REQUIREMENT: This exercise calls for the line with "The run: nudged", the line with "Fig. 1: The", and all lines between them in the material below, output exactly and with no other lines.

SUPPLIED DATA:
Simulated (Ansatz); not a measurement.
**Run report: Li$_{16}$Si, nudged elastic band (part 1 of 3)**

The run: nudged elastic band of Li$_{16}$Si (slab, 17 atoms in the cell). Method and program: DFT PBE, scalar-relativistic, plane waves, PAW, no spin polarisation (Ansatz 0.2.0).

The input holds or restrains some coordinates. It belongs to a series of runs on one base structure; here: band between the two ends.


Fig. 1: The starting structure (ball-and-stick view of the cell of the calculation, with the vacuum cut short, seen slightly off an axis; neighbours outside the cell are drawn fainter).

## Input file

ANSWER AREA:
The run: nudged elastic band of Li$_{16}$Si (slab, 17 atoms in the cell). Method and program: DFT PBE, scalar-relativistic, plane waves, PAW, no spin polarisation (Ansatz 0.2.0).

The input holds or restrains some coordinates. It belongs to a series of runs on one base structure; here: band between the two ends.


Fig. 1: The starting structure (ball-and-stick view of the cell of the calculation, with the vacuum cut short, seen slightly off an axis; neighbours outside the cell are drawn fainter).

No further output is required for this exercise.